=== Section Start ===
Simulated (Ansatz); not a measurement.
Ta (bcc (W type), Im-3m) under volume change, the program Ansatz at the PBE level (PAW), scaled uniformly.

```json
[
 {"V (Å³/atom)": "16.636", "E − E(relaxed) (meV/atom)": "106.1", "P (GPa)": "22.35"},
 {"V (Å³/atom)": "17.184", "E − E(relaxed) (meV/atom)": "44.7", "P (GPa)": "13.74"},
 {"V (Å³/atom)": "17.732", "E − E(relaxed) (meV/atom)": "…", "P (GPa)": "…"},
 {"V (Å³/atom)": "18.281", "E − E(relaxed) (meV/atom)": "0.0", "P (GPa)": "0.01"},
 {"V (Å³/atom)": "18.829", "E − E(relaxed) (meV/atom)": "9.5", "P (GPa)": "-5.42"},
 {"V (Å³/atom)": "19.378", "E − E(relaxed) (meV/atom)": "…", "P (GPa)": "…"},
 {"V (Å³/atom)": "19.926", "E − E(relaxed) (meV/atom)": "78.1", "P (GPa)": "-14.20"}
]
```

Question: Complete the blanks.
=== Section End ===

> [ACTIVITY]: Restate the data word for word, leaving nothing out.

> [EXERCISE SOLUTION]:
Simulated (Ansatz); not a measurement.
Ta (bcc (W type), Im-3m) under volume change, the program Ansatz at the PBE level (PAW), scaled uniformly.

```json
[
 {"V (Å³/atom)": "16.636", "E − E(relaxed) (meV/atom)": "106.1", "P (GPa)": "22.35"},
 {"V (Å³/atom)": "17.184", "E − E(relaxed) (meV/atom)": "44.7", "P (GPa)": "13.74"},
 {"V (Å³/atom)": "17.732", "E − E(relaxed) (meV/atom)": "…", "P (GPa)": "…"},
 {"V (Å³/atom)": "18.281", "E − E(relaxed) (meV/atom)": "0.0", "P (GPa)": "0.01"},
 {"V (Å³/atom)": "18.829", "E − E(relaxed) (meV/atom)": "9.5", "P (GPa)": "-5.42"},
 {"V (Å³/atom)": "19.378", "E − E(relaxed) (meV/atom)": "…", "P (GPa)": "…"},
 {"V (Å³/atom)": "19.926", "E − E(relaxed) (meV/atom)": "78.1", "P (GPa)": "-14.20"}
]
```

Question: Complete the blanks.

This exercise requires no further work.